□ □ □ □

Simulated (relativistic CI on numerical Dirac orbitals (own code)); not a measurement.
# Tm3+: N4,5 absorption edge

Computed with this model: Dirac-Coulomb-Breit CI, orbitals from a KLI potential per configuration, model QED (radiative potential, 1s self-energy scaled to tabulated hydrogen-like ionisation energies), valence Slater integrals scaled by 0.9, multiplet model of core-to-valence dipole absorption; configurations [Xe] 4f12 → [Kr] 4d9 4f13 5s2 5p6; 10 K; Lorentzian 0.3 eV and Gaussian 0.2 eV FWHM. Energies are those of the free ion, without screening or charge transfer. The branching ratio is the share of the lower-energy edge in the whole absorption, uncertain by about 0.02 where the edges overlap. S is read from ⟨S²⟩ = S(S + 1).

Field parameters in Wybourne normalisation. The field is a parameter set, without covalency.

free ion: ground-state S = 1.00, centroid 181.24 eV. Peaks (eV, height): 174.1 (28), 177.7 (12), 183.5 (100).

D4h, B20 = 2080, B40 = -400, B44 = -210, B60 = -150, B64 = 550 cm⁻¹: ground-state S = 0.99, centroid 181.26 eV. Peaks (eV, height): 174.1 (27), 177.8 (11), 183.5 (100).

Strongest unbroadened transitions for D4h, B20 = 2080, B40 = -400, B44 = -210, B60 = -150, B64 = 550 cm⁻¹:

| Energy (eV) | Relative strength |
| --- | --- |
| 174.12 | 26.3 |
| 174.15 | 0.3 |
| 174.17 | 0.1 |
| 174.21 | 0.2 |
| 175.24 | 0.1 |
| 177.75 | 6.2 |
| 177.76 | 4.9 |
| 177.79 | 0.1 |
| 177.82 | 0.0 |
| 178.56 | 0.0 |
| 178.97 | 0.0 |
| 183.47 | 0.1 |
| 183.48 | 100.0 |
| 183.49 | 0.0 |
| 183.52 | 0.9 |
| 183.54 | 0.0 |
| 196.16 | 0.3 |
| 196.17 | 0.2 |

□ □ □ □

### Work item
From the first line of the records above to the line that contains "# Tm3+: N4,5 absorption edge", quote each line exactly.

### Your response
Simulated (relativistic CI on numerical Dirac orbitals (own code)); not a measurement.
# Tm3+: N4,5 absorption edge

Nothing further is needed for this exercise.